#### [WORK ITEM]
Only the lines from the start of the data through the one containing "Potentials or basis: VASP" belong in your answer; return them exactly.

#### [SUPPLIED INFORMATION]
========================
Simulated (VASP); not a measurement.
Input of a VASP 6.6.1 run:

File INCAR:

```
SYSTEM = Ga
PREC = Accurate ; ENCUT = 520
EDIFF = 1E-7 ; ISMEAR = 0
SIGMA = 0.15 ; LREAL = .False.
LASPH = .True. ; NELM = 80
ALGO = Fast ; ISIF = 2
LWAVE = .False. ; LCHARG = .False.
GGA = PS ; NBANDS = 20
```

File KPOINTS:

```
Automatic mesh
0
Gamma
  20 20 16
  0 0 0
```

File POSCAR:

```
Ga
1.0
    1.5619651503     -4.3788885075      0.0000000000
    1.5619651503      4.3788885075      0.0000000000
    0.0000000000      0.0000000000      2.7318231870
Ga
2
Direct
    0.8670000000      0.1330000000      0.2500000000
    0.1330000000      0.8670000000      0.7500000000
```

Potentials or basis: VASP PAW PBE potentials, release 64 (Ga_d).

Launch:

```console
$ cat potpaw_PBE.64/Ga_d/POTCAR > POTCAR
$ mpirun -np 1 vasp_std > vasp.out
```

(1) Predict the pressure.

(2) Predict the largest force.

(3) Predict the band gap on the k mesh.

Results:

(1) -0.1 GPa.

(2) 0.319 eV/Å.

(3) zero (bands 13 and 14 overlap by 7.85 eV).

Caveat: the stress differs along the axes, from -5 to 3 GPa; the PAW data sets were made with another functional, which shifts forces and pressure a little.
========================

#### [EXERCISE RESULT]
Simulated (VASP); not a measurement.
Input of a VASP 6.6.1 run:

File INCAR:

```
SYSTEM = Ga
PREC = Accurate ; ENCUT = 520
EDIFF = 1E-7 ; ISMEAR = 0
SIGMA = 0.15 ; LREAL = .False.
LASPH = .True. ; NELM = 80
ALGO = Fast ; ISIF = 2
LWAVE = .False. ; LCHARG = .False.
GGA = PS ; NBANDS = 20
```

File KPOINTS:

```
Automatic mesh
0
Gamma
  20 20 16
  0 0 0
```

File POSCAR:

```
Ga
1.0
    1.5619651503     -4.3788885075      0.0000000000
    1.5619651503      4.3788885075      0.0000000000
    0.0000000000      0.0000000000      2.7318231870
Ga
2
Direct
    0.8670000000      0.1330000000      0.2500000000
    0.1330000000      0.8670000000      0.7500000000
```

Potentials or basis: VASP PAW PBE potentials, release 64 (Ga_d).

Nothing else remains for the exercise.